> [Provided information]:
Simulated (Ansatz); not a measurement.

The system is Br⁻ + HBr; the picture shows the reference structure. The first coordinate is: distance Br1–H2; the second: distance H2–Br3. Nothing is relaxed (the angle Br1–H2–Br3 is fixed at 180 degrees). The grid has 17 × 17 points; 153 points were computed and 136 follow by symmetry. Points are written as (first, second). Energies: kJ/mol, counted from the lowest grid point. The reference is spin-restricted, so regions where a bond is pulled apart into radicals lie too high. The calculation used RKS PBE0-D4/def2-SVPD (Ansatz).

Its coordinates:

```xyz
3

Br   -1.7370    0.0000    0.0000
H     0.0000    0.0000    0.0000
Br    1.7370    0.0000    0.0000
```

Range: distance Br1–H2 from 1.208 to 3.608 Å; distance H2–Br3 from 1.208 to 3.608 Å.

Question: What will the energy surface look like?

> [Assignment]:
Give the listing again, exactly as it was written.

> [Task response]:
Simulated (Ansatz); not a measurement.

The system is Br⁻ + HBr; the picture shows the reference structure. The first coordinate is: distance Br1–H2; the second: distance H2–Br3. Nothing is relaxed (the angle Br1–H2–Br3 is fixed at 180 degrees). The grid has 17 × 17 points; 153 points were computed and 136 follow by symmetry. Points are written as (first, second). Energies: kJ/mol, counted from the lowest grid point. The reference is spin-restricted, so regions where a bond is pulled apart into radicals lie too high. The calculation used RKS PBE0-D4/def2-SVPD (Ansatz).

Its coordinates:

```xyz
3

Br   -1.7370    0.0000    0.0000
H     0.0000    0.0000    0.0000
Br    1.7370    0.0000    0.0000
```

Range: distance Br1–H2 from 1.208 to 3.608 Å; distance H2–Br3 from 1.208 to 3.608 Å.

Question: What will the energy surface look like?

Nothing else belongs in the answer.